> [Exercise]:
When you reach the records below, output each one exactly.

══ Dataset records

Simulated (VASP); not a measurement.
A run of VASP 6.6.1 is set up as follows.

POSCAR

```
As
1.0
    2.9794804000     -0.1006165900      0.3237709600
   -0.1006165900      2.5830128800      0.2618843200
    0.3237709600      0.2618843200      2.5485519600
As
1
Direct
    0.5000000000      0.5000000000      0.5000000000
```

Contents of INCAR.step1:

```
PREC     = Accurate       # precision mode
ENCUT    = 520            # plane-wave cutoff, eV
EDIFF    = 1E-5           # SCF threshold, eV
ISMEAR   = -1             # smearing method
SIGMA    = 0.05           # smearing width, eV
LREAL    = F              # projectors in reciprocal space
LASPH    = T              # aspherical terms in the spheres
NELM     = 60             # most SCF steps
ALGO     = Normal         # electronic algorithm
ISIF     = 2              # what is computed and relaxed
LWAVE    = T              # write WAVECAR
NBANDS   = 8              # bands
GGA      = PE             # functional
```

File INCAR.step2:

════

> [Answer box]:
Simulated (VASP); not a measurement.
A run of VASP 6.6.1 is set up as follows.

POSCAR

```
As
1.0
    2.9794804000     -0.1006165900      0.3237709600
   -0.1006165900      2.5830128800      0.2618843200
    0.3237709600      0.2618843200      2.5485519600
As
1
Direct
    0.5000000000      0.5000000000      0.5000000000
```

Contents of INCAR.step1:

```
PREC     = Accurate       # precision mode
ENCUT    = 520            # plane-wave cutoff, eV
EDIFF    = 1E-5           # SCF threshold, eV
ISMEAR   = -1             # smearing method
SIGMA    = 0.05           # smearing width, eV
LREAL    = F              # projectors in reciprocal space
LASPH    = T              # aspherical terms in the spheres
NELM     = 60             # most SCF steps
ALGO     = Normal         # electronic algorithm
ISIF     = 2              # what is computed and relaxed
LWAVE    = T              # write WAVECAR
NBANDS   = 8              # bands
GGA      = PE             # functional
```

File INCAR.step2:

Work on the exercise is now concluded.